» Exercise data:
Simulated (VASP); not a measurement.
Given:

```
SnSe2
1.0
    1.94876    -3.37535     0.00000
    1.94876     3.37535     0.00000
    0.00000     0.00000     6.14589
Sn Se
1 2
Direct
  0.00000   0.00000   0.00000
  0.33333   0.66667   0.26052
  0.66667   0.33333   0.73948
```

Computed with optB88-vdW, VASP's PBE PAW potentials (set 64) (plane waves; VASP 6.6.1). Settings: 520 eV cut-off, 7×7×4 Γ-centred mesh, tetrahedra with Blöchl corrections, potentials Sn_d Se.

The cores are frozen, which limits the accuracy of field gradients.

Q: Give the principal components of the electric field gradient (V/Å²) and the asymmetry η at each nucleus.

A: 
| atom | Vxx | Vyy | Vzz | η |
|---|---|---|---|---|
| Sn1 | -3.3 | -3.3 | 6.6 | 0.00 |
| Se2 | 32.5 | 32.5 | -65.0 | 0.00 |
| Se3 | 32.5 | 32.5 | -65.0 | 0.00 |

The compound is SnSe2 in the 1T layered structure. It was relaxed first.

» Work item: Up to and including the line with "Computed with optB88-vdW, VASP's", print every line of the material above, starting from its first line, exactly.

» Expected answer:
Simulated (VASP); not a measurement.
Given:

```
SnSe2
1.0
    1.94876    -3.37535     0.00000
    1.94876     3.37535     0.00000
    0.00000     0.00000     6.14589
Sn Se
1 2
Direct
  0.00000   0.00000   0.00000
  0.33333   0.66667   0.26052
  0.66667   0.33333   0.73948
```

Computed with optB88-vdW, VASP's PBE PAW potentials (set 64) (plane waves; VASP 6.6.1). Settings: 520 eV cut-off, 7×7×4 Γ-centred mesh, tetrahedra with Blöchl corrections, potentials Sn_d Se.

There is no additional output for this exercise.